════════════════

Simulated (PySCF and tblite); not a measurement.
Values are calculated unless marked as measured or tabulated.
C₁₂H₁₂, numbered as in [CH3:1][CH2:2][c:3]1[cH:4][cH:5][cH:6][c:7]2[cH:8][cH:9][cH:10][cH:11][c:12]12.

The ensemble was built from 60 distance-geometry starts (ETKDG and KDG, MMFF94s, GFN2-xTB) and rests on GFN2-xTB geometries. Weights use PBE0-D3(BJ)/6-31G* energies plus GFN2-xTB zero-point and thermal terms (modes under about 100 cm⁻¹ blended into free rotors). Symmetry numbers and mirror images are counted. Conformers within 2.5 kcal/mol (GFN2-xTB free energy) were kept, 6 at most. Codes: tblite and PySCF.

════════════════

**Required action**
Copy each entry above exactly, leaving nothing out.

**Task solution**
Simulated (PySCF and tblite); not a measurement.
Values are calculated unless marked as measured or tabulated.
C₁₂H₁₂, numbered as in [CH3:1][CH2:2][c:3]1[cH:4][cH:5][cH:6][c:7]2[cH:8][cH:9][cH:10][cH:11][c:12]12.

The ensemble was built from 60 distance-geometry starts (ETKDG and KDG, MMFF94s, GFN2-xTB) and rests on GFN2-xTB geometries. Weights use PBE0-D3(BJ)/6-31G* energies plus GFN2-xTB zero-point and thermal terms (modes under about 100 cm⁻¹ blended into free rotors). Symmetry numbers and mirror images are counted. Conformers within 2.5 kcal/mol (GFN2-xTB free energy) were kept, 6 at most. Codes: tblite and PySCF.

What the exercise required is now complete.